Required action: The line with "Atomic integrals in", the line with "d4L | d5L2 | S |", and all lines between them in the material below: return these exactly, and no others.

• • • •
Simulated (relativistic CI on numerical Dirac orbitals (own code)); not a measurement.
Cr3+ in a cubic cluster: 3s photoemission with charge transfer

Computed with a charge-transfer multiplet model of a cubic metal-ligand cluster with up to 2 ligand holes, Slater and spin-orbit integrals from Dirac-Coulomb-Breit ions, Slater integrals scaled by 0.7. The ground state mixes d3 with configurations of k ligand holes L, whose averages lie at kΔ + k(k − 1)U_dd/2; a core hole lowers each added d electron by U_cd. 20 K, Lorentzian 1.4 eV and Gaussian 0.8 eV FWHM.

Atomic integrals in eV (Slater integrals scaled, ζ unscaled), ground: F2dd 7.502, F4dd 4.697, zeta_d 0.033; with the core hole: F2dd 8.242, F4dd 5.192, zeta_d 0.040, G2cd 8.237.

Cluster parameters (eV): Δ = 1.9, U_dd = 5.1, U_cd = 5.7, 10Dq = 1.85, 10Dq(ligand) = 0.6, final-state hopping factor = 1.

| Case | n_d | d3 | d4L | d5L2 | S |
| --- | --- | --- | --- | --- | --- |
• • • •

Task answer:
Atomic integrals in eV (Slater integrals scaled, ζ unscaled), ground: F2dd 7.502, F4dd 4.697, zeta_d 0.033; with the core hole: F2dd 8.242, F4dd 5.192, zeta_d 0.040, G2cd 8.237.

Cluster parameters (eV): Δ = 1.9, U_dd = 5.1, U_cd = 5.7, 10Dq = 1.85, 10Dq(ligand) = 0.6, final-state hopping factor = 1.

| Case | n_d | d3 | d4L | d5L2 | S |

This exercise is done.